SUPPLIED MATERIAL: Begin

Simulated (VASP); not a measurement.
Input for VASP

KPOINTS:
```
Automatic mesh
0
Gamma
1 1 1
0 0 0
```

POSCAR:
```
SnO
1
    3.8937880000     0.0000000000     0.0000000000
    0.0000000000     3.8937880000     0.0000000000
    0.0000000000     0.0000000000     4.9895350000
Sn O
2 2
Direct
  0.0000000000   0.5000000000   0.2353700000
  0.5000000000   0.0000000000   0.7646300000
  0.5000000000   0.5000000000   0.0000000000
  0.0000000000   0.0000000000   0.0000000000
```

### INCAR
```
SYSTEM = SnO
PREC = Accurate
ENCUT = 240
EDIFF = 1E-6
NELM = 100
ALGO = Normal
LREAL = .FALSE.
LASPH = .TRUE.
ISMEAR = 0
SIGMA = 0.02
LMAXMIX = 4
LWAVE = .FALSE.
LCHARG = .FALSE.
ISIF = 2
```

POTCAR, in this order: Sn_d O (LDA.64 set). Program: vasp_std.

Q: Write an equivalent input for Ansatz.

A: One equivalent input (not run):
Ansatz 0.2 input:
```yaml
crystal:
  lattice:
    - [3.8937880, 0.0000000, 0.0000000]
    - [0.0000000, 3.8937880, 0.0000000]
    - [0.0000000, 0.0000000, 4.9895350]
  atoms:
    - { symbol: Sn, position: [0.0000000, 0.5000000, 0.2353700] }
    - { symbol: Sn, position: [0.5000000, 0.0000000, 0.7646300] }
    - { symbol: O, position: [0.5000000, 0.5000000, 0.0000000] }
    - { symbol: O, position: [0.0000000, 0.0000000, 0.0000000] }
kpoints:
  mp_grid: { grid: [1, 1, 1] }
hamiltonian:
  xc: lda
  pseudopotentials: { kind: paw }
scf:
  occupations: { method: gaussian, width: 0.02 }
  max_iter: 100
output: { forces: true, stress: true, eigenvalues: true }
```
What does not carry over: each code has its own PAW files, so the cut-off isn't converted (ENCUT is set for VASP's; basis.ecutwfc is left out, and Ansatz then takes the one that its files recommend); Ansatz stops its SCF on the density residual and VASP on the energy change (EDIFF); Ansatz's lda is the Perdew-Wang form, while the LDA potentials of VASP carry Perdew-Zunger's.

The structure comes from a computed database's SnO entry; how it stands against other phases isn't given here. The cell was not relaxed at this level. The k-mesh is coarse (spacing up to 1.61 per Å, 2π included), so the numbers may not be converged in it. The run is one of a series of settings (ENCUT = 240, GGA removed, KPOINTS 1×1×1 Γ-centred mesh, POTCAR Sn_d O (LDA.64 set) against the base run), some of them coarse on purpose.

SUPPLIED MATERIAL: End

> [WORK INSTRUCTION]
All that belongs in the answer is the lines from the start of the entries above through the line containing "What does not", each given exactly.

> [RESPONSE BOX]
Simulated (VASP); not a measurement.
Input for VASP

KPOINTS:
```
Automatic mesh
0
Gamma
1 1 1
0 0 0
```

POSCAR:
```
SnO
1
    3.8937880000     0.0000000000     0.0000000000
    0.0000000000     3.8937880000     0.0000000000
    0.0000000000     0.0000000000     4.9895350000
Sn O
2 2
Direct
  0.0000000000   0.5000000000   0.2353700000
  0.5000000000   0.0000000000   0.7646300000
  0.5000000000   0.5000000000   0.0000000000
  0.0000000000   0.0000000000   0.0000000000
```

### INCAR
```
SYSTEM = SnO
PREC = Accurate
ENCUT = 240
EDIFF = 1E-6
NELM = 100
ALGO = Normal
LREAL = .FALSE.
LASPH = .TRUE.
ISMEAR = 0
SIGMA = 0.02
LMAXMIX = 4
LWAVE = .FALSE.
LCHARG = .FALSE.
ISIF = 2
```

POTCAR, in this order: Sn_d O (LDA.64 set). Program: vasp_std.

Q: Write an equivalent input for Ansatz.

A: One equivalent input (not run):
Ansatz 0.2 input:
```yaml
crystal:
  lattice:
    - [3.8937880, 0.0000000, 0.0000000]
    - [0.0000000, 3.8937880, 0.0000000]
    - [0.0000000, 0.0000000, 4.9895350]
  atoms:
    - { symbol: Sn, position: [0.0000000, 0.5000000, 0.2353700] }
    - { symbol: Sn, position: [0.5000000, 0.0000000, 0.7646300] }
    - { symbol: O, position: [0.5000000, 0.5000000, 0.0000000] }
    - { symbol: O, position: [0.0000000, 0.0000000, 0.0000000] }
kpoints:
  mp_grid: { grid: [1, 1, 1] }
hamiltonian:
  xc: lda
  pseudopotentials: { kind: paw }
scf:
  occupations: { method: gaussian, width: 0.02 }
  max_iter: 100
output: { forces: true, stress: true, eigenvalues: true }
```
What does not carry over: each code has its own PAW files, so the cut-off isn't converted (ENCUT is set for VASP's; basis.ecutwfc is left out, and Ansatz then takes the one that its files recommend); Ansatz stops its SCF on the density residual and VASP on the energy change (EDIFF); Ansatz's lda is the Perdew-Wang form, while the LDA potentials of VASP carry Perdew-Zunger's.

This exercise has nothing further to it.